▶ [EXERCISE]:
Could each record be restated word for word?

Top of DATASET ENTRIES

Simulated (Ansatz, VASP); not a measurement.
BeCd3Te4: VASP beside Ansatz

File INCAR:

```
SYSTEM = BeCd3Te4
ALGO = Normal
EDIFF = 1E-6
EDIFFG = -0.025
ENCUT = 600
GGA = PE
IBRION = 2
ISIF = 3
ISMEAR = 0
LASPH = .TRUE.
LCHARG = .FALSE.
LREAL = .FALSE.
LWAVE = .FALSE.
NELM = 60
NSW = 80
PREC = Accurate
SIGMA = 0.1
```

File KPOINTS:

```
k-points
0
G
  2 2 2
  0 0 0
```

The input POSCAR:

Bottom of DATASET ENTRIES

▶ [WRITTEN REPLY]:
Simulated (Ansatz, VASP); not a measurement.
BeCd3Te4: VASP beside Ansatz

File INCAR:

```
SYSTEM = BeCd3Te4
ALGO = Normal
EDIFF = 1E-6
EDIFFG = -0.025
ENCUT = 600
GGA = PE
IBRION = 2
ISIF = 3
ISMEAR = 0
LASPH = .TRUE.
LCHARG = .FALSE.
LREAL = .FALSE.
LWAVE = .FALSE.
NELM = 60
NSW = 80
PREC = Accurate
SIGMA = 0.1
```

File KPOINTS:

```
k-points
0
G
  2 2 2
  0 0 0
```

The input POSCAR:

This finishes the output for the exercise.